The entries that follow are to be duplicated in full, character for character.

- - -
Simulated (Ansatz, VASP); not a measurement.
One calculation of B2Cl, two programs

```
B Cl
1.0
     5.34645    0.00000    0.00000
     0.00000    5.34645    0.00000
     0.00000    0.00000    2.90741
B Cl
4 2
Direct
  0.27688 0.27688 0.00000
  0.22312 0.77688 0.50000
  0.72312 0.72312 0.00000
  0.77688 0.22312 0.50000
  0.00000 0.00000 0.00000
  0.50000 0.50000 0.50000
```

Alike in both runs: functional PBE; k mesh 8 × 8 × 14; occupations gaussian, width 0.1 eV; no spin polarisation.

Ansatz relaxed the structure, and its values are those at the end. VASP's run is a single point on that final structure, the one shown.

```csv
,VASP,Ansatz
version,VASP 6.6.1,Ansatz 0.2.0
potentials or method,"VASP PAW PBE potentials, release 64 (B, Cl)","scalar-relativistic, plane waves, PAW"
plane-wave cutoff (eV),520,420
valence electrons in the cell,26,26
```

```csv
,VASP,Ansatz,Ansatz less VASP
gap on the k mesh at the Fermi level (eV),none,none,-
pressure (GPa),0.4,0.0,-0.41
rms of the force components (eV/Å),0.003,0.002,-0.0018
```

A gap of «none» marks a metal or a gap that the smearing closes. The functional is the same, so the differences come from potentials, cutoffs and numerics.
- - -

== Answer section ==
Simulated (Ansatz, VASP); not a measurement.
One calculation of B2Cl, two programs

```
B Cl
1.0
     5.34645    0.00000    0.00000
     0.00000    5.34645    0.00000
     0.00000    0.00000    2.90741
B Cl
4 2
Direct
  0.27688 0.27688 0.00000
  0.22312 0.77688 0.50000
  0.72312 0.72312 0.00000
  0.77688 0.22312 0.50000
  0.00000 0.00000 0.00000
  0.50000 0.50000 0.50000
```

Alike in both runs: functional PBE; k mesh 8 × 8 × 14; occupations gaussian, width 0.1 eV; no spin polarisation.

Ansatz relaxed the structure, and its values are those at the end. VASP's run is a single point on that final structure, the one shown.

```csv
,VASP,Ansatz
version,VASP 6.6.1,Ansatz 0.2.0
potentials or method,"VASP PAW PBE potentials, release 64 (B, Cl)","scalar-relativistic, plane waves, PAW"
plane-wave cutoff (eV),520,420
valence electrons in the cell,26,26
```

```csv
,VASP,Ansatz,Ansatz less VASP
gap on the k mesh at the Fermi level (eV),none,none,-
pressure (GPa),0.4,0.0,-0.41
rms of the force components (eV/Å),0.003,0.002,-0.0018
```

A gap of «none» marks a metal or a gap that the smearing closes. The functional is the same, so the differences come from potentials, cutoffs and numerics.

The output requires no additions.